Extracted entries =>
+ + + + +
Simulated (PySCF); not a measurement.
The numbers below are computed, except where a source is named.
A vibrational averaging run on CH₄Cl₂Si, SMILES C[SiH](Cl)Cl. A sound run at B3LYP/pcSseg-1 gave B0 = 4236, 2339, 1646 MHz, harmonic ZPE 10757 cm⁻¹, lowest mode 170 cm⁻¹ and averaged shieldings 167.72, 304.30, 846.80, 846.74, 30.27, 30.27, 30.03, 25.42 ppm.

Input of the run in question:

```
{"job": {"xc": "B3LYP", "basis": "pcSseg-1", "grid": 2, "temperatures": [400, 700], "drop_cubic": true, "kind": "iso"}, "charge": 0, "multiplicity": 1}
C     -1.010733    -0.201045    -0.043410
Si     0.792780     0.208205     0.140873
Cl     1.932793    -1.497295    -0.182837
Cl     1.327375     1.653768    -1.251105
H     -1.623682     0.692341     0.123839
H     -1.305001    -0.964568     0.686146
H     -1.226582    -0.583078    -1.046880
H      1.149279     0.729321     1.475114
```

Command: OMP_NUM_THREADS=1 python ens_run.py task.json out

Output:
+ + + + +

Assigned task => Both the first line of the data above and the line with "Command: OMP_NUM_THREADS=1 python" must be included; please return exactly those lines and the ones between them.

Response area =>
Simulated (PySCF); not a measurement.
The numbers below are computed, except where a source is named.
A vibrational averaging run on CH₄Cl₂Si, SMILES C[SiH](Cl)Cl. A sound run at B3LYP/pcSseg-1 gave B0 = 4236, 2339, 1646 MHz, harmonic ZPE 10757 cm⁻¹, lowest mode 170 cm⁻¹ and averaged shieldings 167.72, 304.30, 846.80, 846.74, 30.27, 30.27, 30.03, 25.42 ppm.

Input of the run in question:

```
{"job": {"xc": "B3LYP", "basis": "pcSseg-1", "grid": 2, "temperatures": [400, 700], "drop_cubic": true, "kind": "iso"}, "charge": 0, "multiplicity": 1}
C     -1.010733    -0.201045    -0.043410
Si     0.792780     0.208205     0.140873
Cl     1.932793    -1.497295    -0.182837
Cl     1.327375     1.653768    -1.251105
H     -1.623682     0.692341     0.123839
H     -1.305001    -0.964568     0.686146
H     -1.226582    -0.583078    -1.046880
H      1.149279     0.729321     1.475114
```

Command: OMP_NUM_THREADS=1 python ens_run.py task.json out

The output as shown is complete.